[LISTED RECORDS — start]

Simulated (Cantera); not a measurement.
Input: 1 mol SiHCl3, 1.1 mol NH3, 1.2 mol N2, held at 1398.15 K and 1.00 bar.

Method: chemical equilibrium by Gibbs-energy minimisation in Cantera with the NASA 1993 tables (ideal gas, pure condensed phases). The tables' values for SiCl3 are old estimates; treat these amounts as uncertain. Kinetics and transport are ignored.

[LISTED RECORDS — finish]

◆ TASK ITEM ◆
Retype all of the data shown above, word for word.

◆ EXERCISE OUTPUT ◆
Simulated (Cantera); not a measurement.
Input: 1 mol SiHCl3, 1.1 mol NH3, 1.2 mol N2, held at 1398.15 K and 1.00 bar.

Method: chemical equilibrium by Gibbs-energy minimisation in Cantera with the NASA 1993 tables (ideal gas, pure condensed phases). The tables' values for SiCl3 are old estimates; treat these amounts as uncertain. Kinetics and transport are ignored.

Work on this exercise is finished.